%%

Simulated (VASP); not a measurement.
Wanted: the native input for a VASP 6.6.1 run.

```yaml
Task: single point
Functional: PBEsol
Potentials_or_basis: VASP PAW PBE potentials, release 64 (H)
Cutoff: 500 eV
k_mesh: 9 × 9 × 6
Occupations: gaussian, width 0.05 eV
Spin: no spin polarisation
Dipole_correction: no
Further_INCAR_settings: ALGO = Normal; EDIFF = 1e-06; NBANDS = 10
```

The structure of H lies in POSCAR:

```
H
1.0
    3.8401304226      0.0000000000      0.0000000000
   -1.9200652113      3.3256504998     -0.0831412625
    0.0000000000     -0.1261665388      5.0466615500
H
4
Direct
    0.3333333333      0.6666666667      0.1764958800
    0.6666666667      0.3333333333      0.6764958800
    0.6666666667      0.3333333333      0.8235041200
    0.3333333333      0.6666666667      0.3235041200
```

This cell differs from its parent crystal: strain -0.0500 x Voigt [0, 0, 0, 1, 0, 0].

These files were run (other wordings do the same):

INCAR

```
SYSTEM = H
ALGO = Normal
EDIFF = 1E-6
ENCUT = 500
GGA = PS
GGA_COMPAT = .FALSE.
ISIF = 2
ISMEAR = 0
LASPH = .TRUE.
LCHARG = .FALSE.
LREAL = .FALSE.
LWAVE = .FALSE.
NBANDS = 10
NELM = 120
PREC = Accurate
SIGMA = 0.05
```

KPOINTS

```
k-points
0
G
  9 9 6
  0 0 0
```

%%

• **EXERCISE**
Quote every entry exactly.

• **TASK RESULT**
Simulated (VASP); not a measurement.
Wanted: the native input for a VASP 6.6.1 run.

```yaml
Task: single point
Functional: PBEsol
Potentials_or_basis: VASP PAW PBE potentials, release 64 (H)
Cutoff: 500 eV
k_mesh: 9 × 9 × 6
Occupations: gaussian, width 0.05 eV
Spin: no spin polarisation
Dipole_correction: no
Further_INCAR_settings: ALGO = Normal; EDIFF = 1e-06; NBANDS = 10
```

The structure of H lies in POSCAR:

```
H
1.0
    3.8401304226      0.0000000000      0.0000000000
   -1.9200652113      3.3256504998     -0.0831412625
    0.0000000000     -0.1261665388      5.0466615500
H
4
Direct
    0.3333333333      0.6666666667      0.1764958800
    0.6666666667      0.3333333333      0.6764958800
    0.6666666667      0.3333333333      0.8235041200
    0.3333333333      0.6666666667      0.3235041200
```

This cell differs from its parent crystal: strain -0.0500 x Voigt [0, 0, 0, 1, 0, 0].

These files were run (other wordings do the same):

INCAR

```
SYSTEM = H
ALGO = Normal
EDIFF = 1E-6
ENCUT = 500
GGA = PS
GGA_COMPAT = .FALSE.
ISIF = 2
ISMEAR = 0
LASPH = .TRUE.
LCHARG = .FALSE.
LREAL = .FALSE.
LWAVE = .FALSE.
NBANDS = 10
NELM = 120
PREC = Accurate
SIGMA = 0.05
```

KPOINTS

```
k-points
0
G
  9 9 6
  0 0 0
```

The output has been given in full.